[Records supplied — start]

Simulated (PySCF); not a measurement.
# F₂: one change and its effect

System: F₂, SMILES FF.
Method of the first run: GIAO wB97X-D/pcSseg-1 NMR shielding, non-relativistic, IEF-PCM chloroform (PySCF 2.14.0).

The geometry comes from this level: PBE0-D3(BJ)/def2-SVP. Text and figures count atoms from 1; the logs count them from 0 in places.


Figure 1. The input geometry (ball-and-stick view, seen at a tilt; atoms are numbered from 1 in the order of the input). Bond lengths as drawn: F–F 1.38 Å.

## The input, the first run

[Records supplied — finish]

Write out every record shown above, word for word.

Answer area:
Simulated (PySCF); not a measurement.
# F₂: one change and its effect

System: F₂, SMILES FF.
Method of the first run: GIAO wB97X-D/pcSseg-1 NMR shielding, non-relativistic, IEF-PCM chloroform (PySCF 2.14.0).

The geometry comes from this level: PBE0-D3(BJ)/def2-SVP. Text and figures count atoms from 1; the logs count them from 0 in places.


Figure 1. The input geometry (ball-and-stick view, seen at a tilt; atoms are numbered from 1 in the order of the input). Bond lengths as drawn: F–F 1.38 Å.

## The input, the first run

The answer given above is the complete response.